Work instruction - Repeat exactly the lines from the start of the entries below through the line containing "Spin–orbit coupling is". Omit the rest.

Information provided -
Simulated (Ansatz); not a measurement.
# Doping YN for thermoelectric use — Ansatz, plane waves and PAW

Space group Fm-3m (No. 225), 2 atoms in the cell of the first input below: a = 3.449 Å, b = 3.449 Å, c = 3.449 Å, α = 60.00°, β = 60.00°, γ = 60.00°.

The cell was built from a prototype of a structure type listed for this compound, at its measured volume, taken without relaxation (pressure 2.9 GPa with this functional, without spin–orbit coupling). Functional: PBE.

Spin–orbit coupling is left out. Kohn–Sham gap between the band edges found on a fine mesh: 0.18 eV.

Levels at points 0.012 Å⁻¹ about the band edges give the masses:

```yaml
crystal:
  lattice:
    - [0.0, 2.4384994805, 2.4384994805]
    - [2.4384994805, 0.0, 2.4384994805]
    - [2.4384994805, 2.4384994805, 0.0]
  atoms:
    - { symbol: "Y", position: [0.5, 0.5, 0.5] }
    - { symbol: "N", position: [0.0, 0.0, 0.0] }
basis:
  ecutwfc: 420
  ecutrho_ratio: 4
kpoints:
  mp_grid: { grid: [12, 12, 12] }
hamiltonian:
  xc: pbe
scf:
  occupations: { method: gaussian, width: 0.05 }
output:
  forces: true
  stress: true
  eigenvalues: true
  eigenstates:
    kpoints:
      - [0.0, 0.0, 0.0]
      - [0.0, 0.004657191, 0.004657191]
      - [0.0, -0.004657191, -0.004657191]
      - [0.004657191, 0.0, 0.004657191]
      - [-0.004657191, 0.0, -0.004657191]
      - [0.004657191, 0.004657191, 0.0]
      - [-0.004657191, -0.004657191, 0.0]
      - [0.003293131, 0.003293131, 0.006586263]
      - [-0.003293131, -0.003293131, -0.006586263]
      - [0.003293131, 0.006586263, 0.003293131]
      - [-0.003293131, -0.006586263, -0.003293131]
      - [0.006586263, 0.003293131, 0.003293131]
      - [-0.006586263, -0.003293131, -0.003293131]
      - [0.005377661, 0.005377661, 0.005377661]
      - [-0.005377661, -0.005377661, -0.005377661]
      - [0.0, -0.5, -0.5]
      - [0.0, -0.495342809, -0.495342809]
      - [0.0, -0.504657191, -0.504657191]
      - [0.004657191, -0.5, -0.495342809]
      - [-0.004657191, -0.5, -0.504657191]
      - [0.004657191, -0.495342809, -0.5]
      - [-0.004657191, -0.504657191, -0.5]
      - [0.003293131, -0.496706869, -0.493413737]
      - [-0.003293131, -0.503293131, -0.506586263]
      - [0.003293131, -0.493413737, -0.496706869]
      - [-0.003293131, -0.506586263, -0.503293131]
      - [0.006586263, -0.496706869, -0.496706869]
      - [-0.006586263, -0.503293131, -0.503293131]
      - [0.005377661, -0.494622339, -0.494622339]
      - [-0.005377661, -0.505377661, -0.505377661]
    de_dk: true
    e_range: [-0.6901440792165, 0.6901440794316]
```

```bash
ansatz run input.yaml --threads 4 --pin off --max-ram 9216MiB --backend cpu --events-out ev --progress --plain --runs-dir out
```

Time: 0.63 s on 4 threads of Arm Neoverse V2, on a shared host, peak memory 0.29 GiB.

Your response -
Simulated (Ansatz); not a measurement.
# Doping YN for thermoelectric use — Ansatz, plane waves and PAW

Space group Fm-3m (No. 225), 2 atoms in the cell of the first input below: a = 3.449 Å, b = 3.449 Å, c = 3.449 Å, α = 60.00°, β = 60.00°, γ = 60.00°.

The cell was built from a prototype of a structure type listed for this compound, at its measured volume, taken without relaxation (pressure 2.9 GPa with this functional, without spin–orbit coupling). Functional: PBE.

Spin–orbit coupling is left out. Kohn–Sham gap between the band edges found on a fine mesh: 0.18 eV.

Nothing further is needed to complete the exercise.